> _REQUIRED ACTION_
In the listing below, the lines starting with the line with "Theory: Ansatz, PBE, plane" and going on through the line with "The stress includes" are to be reproduced exactly, and only those.

↓↓↓
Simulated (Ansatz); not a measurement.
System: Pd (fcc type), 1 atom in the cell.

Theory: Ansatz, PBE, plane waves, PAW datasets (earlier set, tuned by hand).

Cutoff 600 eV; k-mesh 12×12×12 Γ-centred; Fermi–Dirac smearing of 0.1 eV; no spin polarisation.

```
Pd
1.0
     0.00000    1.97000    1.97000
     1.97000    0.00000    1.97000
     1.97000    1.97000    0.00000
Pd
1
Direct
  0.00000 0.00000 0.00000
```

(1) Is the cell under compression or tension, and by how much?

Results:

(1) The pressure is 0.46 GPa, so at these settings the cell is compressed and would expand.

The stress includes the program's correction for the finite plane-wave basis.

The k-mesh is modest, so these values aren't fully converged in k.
↑↑↑

> _EXERCISE RESPONSE_
Theory: Ansatz, PBE, plane waves, PAW datasets (earlier set, tuned by hand).

Cutoff 600 eV; k-mesh 12×12×12 Γ-centred; Fermi–Dirac smearing of 0.1 eV; no spin polarisation.

```
Pd
1.0
     0.00000    1.97000    1.97000
     1.97000    0.00000    1.97000
     1.97000    1.97000    0.00000
Pd
1
Direct
  0.00000 0.00000 0.00000
```

(1) Is the cell under compression or tension, and by how much?

Results:

(1) The pressure is 0.46 GPa, so at these settings the cell is compressed and would expand.

The stress includes the program's correction for the finite plane-wave basis.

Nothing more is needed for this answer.